(Data extract)
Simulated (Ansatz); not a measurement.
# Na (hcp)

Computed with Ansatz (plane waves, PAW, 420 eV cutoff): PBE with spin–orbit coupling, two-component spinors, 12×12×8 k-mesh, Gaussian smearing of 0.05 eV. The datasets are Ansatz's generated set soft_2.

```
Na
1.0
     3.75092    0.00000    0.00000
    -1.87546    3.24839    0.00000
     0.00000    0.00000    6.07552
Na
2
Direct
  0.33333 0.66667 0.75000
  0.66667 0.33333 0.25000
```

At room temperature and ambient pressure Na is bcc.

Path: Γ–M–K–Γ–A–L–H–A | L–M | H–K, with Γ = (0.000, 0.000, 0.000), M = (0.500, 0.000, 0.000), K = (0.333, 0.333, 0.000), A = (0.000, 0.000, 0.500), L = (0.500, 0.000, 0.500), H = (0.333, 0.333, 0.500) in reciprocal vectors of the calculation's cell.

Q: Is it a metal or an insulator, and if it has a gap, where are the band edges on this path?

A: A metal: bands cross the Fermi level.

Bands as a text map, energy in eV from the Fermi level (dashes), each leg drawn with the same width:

(Brief)
Using the entries above, return exactly the lines from the line with "At room temperature" to the line with "Q: Is it a metal", counting both of those lines.

(Exercise solution)
At room temperature and ambient pressure Na is bcc.

Path: Γ–M–K–Γ–A–L–H–A | L–M | H–K, with Γ = (0.000, 0.000, 0.000), M = (0.500, 0.000, 0.000), K = (0.333, 0.333, 0.000), A = (0.000, 0.000, 0.500), L = (0.500, 0.000, 0.500), H = (0.333, 0.333, 0.500) in reciprocal vectors of the calculation's cell.

Q: Is it a metal or an insulator, and if it has a gap, where are the band edges on this path?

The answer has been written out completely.